#### ACTIVITY:
With every mark kept, transcribe all of the records.

*****

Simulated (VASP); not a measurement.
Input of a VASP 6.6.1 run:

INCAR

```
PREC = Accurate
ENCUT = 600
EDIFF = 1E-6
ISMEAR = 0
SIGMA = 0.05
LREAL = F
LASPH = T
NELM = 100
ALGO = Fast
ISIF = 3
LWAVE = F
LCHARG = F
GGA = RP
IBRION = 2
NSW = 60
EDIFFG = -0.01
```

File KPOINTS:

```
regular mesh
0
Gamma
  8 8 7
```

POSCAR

*****

#### WRITTEN RESPONSE:
Simulated (VASP); not a measurement.
Input of a VASP 6.6.1 run:

INCAR

```
PREC = Accurate
ENCUT = 600
EDIFF = 1E-6
ISMEAR = 0
SIGMA = 0.05
LREAL = F
LASPH = T
NELM = 100
ALGO = Fast
ISIF = 3
LWAVE = F
LCHARG = F
GGA = RP
IBRION = 2
NSW = 60
EDIFFG = -0.01
```

File KPOINTS:

```
regular mesh
0
Gamma
  8 8 7
```

POSCAR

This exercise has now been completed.